===============
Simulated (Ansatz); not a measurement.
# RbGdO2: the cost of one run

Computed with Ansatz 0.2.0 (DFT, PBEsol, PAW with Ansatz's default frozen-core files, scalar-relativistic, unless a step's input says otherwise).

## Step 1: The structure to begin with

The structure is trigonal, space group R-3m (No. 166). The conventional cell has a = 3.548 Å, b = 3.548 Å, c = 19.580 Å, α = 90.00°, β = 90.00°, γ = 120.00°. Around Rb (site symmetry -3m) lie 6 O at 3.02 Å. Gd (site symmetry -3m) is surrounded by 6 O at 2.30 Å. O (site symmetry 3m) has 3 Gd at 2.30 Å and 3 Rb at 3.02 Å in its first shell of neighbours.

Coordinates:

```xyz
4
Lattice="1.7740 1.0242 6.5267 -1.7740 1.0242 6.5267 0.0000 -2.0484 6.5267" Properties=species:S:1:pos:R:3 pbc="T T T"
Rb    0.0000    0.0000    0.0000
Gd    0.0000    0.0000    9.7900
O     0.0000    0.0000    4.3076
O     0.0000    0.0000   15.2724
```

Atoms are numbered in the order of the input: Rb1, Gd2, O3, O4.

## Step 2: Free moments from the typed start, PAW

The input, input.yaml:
===============

• [Task item] When you reach the line containing "## Step 1: The structure to begin with" in the data above, start copying exactly, and stop after the line containing "The structure is".

• [Answer space]
## Step 1: The structure to begin with

The structure is trigonal, space group R-3m (No. 166). The conventional cell has a = 3.548 Å, b = 3.548 Å, c = 19.580 Å, α = 90.00°, β = 90.00°, γ = 120.00°. Around Rb (site symmetry -3m) lie 6 O at 3.02 Å. Gd (site symmetry -3m) is surrounded by 6 O at 2.30 Å. O (site symmetry 3m) has 3 Gd at 2.30 Å and 3 Rb at 3.02 Å in its first shell of neighbours.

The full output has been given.